**Action item:** Write out, word for word, only the data from its first line to the line containing "They count from".

━━━━━━━━━━

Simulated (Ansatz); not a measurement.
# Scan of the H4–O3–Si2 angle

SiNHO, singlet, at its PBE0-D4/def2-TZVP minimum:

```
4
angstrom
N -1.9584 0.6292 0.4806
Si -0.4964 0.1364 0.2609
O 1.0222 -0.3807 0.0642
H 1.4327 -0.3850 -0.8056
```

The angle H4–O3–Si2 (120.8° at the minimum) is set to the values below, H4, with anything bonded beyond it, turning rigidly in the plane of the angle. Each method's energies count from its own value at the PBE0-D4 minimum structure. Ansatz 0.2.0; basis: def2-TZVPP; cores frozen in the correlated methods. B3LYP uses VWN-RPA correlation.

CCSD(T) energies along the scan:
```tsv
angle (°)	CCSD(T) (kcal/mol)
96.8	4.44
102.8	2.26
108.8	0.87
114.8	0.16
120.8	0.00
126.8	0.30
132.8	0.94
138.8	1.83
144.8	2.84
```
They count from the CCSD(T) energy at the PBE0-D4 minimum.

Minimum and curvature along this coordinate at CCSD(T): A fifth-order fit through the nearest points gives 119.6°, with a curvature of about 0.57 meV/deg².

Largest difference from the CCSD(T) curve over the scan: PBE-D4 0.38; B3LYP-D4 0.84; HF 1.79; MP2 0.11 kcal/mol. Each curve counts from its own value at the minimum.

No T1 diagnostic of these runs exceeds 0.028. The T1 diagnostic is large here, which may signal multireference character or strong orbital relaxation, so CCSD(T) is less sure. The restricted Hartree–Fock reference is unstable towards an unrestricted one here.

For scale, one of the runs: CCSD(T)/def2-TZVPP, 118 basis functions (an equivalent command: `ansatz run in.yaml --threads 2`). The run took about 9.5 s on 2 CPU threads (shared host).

━━━━━━━━━━

**Solution:**
Simulated (Ansatz); not a measurement.
# Scan of the H4–O3–Si2 angle

SiNHO, singlet, at its PBE0-D4/def2-TZVP minimum:

```
4
angstrom
N -1.9584 0.6292 0.4806
Si -0.4964 0.1364 0.2609
O 1.0222 -0.3807 0.0642
H 1.4327 -0.3850 -0.8056
```

The angle H4–O3–Si2 (120.8° at the minimum) is set to the values below, H4, with anything bonded beyond it, turning rigidly in the plane of the angle. Each method's energies count from its own value at the PBE0-D4 minimum structure. Ansatz 0.2.0; basis: def2-TZVPP; cores frozen in the correlated methods. B3LYP uses VWN-RPA correlation.

CCSD(T) energies along the scan:
```tsv
angle (°)	CCSD(T) (kcal/mol)
96.8	4.44
102.8	2.26
108.8	0.87
114.8	0.16
120.8	0.00
126.8	0.30
132.8	0.94
138.8	1.83
144.8	2.84
```
They count from the CCSD(T) energy at the PBE0-D4 minimum.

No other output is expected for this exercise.